RECORDS PROVIDED -
-------------------------

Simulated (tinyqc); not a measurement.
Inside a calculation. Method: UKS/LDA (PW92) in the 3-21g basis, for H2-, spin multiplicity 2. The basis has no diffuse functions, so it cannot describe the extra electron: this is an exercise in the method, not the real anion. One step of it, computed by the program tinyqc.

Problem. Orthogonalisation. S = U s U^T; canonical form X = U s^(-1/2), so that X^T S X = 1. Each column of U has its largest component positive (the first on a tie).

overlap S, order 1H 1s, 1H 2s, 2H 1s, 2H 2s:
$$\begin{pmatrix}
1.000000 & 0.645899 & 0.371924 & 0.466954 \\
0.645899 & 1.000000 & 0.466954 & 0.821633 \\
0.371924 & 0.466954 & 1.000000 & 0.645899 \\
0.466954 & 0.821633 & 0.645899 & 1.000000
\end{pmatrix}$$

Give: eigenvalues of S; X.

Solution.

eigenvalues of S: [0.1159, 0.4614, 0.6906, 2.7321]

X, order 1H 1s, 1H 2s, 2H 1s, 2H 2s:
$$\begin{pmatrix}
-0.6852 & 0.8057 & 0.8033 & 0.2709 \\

-------------------------

REQUIREMENT - All of the lines above need to be given again exactly.

RESPONSE AREA -
Simulated (tinyqc); not a measurement.
Inside a calculation. Method: UKS/LDA (PW92) in the 3-21g basis, for H2-, spin multiplicity 2. The basis has no diffuse functions, so it cannot describe the extra electron: this is an exercise in the method, not the real anion. One step of it, computed by the program tinyqc.

Problem. Orthogonalisation. S = U s U^T; canonical form X = U s^(-1/2), so that X^T S X = 1. Each column of U has its largest component positive (the first on a tie).

overlap S, order 1H 1s, 1H 2s, 2H 1s, 2H 2s:
$$\begin{pmatrix}
1.000000 & 0.645899 & 0.371924 & 0.466954 \\
0.645899 & 1.000000 & 0.466954 & 0.821633 \\
0.371924 & 0.466954 & 1.000000 & 0.645899 \\
0.466954 & 0.821633 & 0.645899 & 1.000000
\end{pmatrix}$$

Give: eigenvalues of S; X.

Solution.

eigenvalues of S: [0.1159, 0.4614, 0.6906, 2.7321]

X, order 1H 1s, 1H 2s, 2H 1s, 2H 2s:
$$\begin{pmatrix}
-0.6852 & 0.8057 & 0.8033 & 0.2709 \\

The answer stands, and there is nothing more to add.